◆ **ASSIGNMENT**:
Copy each entry as it stands, leaving nothing out.

◆ **RECORD EXCERPTS**:
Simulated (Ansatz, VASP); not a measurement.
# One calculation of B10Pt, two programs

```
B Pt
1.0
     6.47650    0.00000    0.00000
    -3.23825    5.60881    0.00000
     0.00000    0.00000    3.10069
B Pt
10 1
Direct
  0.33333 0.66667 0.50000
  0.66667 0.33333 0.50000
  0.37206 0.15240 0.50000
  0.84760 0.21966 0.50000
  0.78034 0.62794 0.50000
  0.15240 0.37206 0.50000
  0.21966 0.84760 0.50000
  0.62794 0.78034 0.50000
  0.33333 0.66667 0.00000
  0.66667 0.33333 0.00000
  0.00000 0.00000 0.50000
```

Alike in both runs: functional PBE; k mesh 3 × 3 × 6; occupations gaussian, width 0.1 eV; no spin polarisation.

◆ **WRITTEN RESPONSE**:
Simulated (Ansatz, VASP); not a measurement.
# One calculation of B10Pt, two programs

```
B Pt
1.0
     6.47650    0.00000    0.00000
    -3.23825    5.60881    0.00000
     0.00000    0.00000    3.10069
B Pt
10 1
Direct
  0.33333 0.66667 0.50000
  0.66667 0.33333 0.50000
  0.37206 0.15240 0.50000
  0.84760 0.21966 0.50000
  0.78034 0.62794 0.50000
  0.15240 0.37206 0.50000
  0.21966 0.84760 0.50000
  0.62794 0.78034 0.50000
  0.33333 0.66667 0.00000
  0.66667 0.33333 0.00000
  0.00000 0.00000 0.50000
```

Alike in both runs: functional PBE; k mesh 3 × 3 × 6; occupations gaussian, width 0.1 eV; no spin polarisation.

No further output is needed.